### Source material
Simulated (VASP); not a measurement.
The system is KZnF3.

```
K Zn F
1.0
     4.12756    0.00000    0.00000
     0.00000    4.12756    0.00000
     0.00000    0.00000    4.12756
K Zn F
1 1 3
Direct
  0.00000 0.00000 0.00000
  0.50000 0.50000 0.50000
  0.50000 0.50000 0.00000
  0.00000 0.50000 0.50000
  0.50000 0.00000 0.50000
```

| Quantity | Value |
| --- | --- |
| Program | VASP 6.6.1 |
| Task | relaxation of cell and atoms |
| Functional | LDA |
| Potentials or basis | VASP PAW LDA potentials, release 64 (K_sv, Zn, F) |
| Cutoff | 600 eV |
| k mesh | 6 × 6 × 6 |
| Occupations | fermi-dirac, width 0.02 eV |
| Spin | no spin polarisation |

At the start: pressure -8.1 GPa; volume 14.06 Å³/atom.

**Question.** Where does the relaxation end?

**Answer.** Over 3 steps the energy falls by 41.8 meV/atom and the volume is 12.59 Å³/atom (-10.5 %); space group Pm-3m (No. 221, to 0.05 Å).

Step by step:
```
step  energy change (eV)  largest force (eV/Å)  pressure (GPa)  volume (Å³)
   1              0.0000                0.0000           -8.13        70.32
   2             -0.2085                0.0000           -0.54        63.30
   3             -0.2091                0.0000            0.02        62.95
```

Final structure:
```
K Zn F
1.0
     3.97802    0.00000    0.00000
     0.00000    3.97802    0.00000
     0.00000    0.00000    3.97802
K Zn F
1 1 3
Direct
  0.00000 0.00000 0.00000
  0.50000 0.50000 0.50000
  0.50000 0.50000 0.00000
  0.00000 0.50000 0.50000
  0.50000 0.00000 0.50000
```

### Work item
Look above for the line holding "Quantity | Value |" and the line holding "width 0.02 eV |", then output exactly those two lines and every line between them, nothing more.

### Your response
| Quantity | Value |
| --- | --- |
| Program | VASP 6.6.1 |
| Task | relaxation of cell and atoms |
| Functional | LDA |
| Potentials or basis | VASP PAW LDA potentials, release 64 (K_sv, Zn, F) |
| Cutoff | 600 eV |
| k mesh | 6 × 6 × 6 |
| Occupations | fermi-dirac, width 0.02 eV |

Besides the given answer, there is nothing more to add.